- **Assigned task**: Write out the entries again exactly as they are given.

(Beginning of Source data)

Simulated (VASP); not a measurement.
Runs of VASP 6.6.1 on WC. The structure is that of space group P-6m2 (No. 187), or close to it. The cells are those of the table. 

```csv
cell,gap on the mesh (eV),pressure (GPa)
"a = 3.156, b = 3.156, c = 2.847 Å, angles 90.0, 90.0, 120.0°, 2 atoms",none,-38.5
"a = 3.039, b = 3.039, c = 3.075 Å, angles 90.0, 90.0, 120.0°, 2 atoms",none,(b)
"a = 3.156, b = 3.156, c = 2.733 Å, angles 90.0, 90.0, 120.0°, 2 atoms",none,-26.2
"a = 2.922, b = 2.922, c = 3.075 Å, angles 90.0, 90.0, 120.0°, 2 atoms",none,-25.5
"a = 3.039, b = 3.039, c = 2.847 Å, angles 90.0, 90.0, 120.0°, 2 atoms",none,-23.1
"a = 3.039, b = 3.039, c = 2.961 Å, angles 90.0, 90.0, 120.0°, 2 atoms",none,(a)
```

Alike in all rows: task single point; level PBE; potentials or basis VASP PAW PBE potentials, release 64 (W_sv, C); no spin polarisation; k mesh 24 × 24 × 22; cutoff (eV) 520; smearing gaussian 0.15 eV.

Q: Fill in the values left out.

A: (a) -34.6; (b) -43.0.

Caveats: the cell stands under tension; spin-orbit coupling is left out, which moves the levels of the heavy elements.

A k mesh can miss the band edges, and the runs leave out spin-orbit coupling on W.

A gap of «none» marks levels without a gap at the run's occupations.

(End of Source data)

- **Answer area**:
Simulated (VASP); not a measurement.
Runs of VASP 6.6.1 on WC. The structure is that of space group P-6m2 (No. 187), or close to it. The cells are those of the table. 

```csv
cell,gap on the mesh (eV),pressure (GPa)
"a = 3.156, b = 3.156, c = 2.847 Å, angles 90.0, 90.0, 120.0°, 2 atoms",none,-38.5
"a = 3.039, b = 3.039, c = 3.075 Å, angles 90.0, 90.0, 120.0°, 2 atoms",none,(b)
"a = 3.156, b = 3.156, c = 2.733 Å, angles 90.0, 90.0, 120.0°, 2 atoms",none,-26.2
"a = 2.922, b = 2.922, c = 3.075 Å, angles 90.0, 90.0, 120.0°, 2 atoms",none,-25.5
"a = 3.039, b = 3.039, c = 2.847 Å, angles 90.0, 90.0, 120.0°, 2 atoms",none,-23.1
"a = 3.039, b = 3.039, c = 2.961 Å, angles 90.0, 90.0, 120.0°, 2 atoms",none,(a)
```

Alike in all rows: task single point; level PBE; potentials or basis VASP PAW PBE potentials, release 64 (W_sv, C); no spin polarisation; k mesh 24 × 24 × 22; cutoff (eV) 520; smearing gaussian 0.15 eV.

Q: Fill in the values left out.

A: (a) -34.6; (b) -43.0.

Caveats: the cell stands under tension; spin-orbit coupling is left out, which moves the levels of the heavy elements.

A k mesh can miss the band edges, and the runs leave out spin-orbit coupling on W.

A gap of «none» marks levels without a gap at the run's occupations.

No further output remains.